Your task is to quote the records from their first line through the line containing "Vertical excitations in the gas phase.", with nothing added or left out.

▬▬▬▬▬▬▬▬▬▬

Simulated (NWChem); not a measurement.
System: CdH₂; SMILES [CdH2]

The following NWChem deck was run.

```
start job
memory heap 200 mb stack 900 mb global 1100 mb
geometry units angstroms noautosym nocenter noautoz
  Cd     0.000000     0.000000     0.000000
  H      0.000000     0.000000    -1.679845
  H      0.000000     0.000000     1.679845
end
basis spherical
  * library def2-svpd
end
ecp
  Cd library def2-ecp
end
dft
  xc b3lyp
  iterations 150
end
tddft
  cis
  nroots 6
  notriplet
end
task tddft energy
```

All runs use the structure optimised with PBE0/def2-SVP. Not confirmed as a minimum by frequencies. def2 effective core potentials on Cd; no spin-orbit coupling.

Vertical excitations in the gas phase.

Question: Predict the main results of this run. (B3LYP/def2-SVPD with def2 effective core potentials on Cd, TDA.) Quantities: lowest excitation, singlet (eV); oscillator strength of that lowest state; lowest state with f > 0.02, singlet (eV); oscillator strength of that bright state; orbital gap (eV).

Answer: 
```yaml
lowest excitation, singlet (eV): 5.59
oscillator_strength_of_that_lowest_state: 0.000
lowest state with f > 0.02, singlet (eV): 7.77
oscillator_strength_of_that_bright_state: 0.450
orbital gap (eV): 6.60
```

▬▬▬▬▬▬▬▬▬▬

WRITTEN ANSWER:
Simulated (NWChem); not a measurement.
System: CdH₂; SMILES [CdH2]

The following NWChem deck was run.

```
start job
memory heap 200 mb stack 900 mb global 1100 mb
geometry units angstroms noautosym nocenter noautoz
  Cd     0.000000     0.000000     0.000000
  H      0.000000     0.000000    -1.679845
  H      0.000000     0.000000     1.679845
end
basis spherical
  * library def2-svpd
end
ecp
  Cd library def2-ecp
end
dft
  xc b3lyp
  iterations 150
end
tddft
  cis
  nroots 6
  notriplet
end
task tddft energy
```

All runs use the structure optimised with PBE0/def2-SVP. Not confirmed as a minimum by frequencies. def2 effective core potentials on Cd; no spin-orbit coupling.

Vertical excitations in the gas phase.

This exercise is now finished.